• **Work item**:
Look through the entries below and extract exactly the lines from the one containing "Functional | PBE |" through the one containing "Caveats: the PAW", ends included.

• **Extracted entries**:
* * * * *
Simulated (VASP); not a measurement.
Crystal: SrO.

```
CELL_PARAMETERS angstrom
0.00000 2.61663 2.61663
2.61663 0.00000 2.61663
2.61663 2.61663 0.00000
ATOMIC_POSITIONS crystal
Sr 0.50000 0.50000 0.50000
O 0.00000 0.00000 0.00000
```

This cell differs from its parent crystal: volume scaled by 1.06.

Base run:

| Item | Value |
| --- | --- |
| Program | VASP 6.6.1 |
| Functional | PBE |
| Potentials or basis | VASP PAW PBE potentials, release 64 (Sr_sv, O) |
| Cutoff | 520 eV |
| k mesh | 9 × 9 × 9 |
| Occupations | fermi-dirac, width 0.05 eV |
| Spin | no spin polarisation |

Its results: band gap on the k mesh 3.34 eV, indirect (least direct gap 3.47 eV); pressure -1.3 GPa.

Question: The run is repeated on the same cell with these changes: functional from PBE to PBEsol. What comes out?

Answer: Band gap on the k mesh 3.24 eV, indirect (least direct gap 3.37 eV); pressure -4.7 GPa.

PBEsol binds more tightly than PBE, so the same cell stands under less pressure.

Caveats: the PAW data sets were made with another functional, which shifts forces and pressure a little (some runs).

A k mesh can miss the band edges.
* * * * *

• **Task answer**:
| Functional | PBE |
| Potentials or basis | VASP PAW PBE potentials, release 64 (Sr_sv, O) |
| Cutoff | 520 eV |
| k mesh | 9 × 9 × 9 |
| Occupations | fermi-dirac, width 0.05 eV |
| Spin | no spin polarisation |

Its results: band gap on the k mesh 3.34 eV, indirect (least direct gap 3.47 eV); pressure -1.3 GPa.

Question: The run is repeated on the same cell with these changes: functional from PBE to PBEsol. What comes out?

Answer: Band gap on the k mesh 3.24 eV, indirect (least direct gap 3.37 eV); pressure -4.7 GPa.

PBEsol binds more tightly than PBE, so the same cell stands under less pressure.

Caveats: the PAW data sets were made with another functional, which shifts forces and pressure a little (some runs).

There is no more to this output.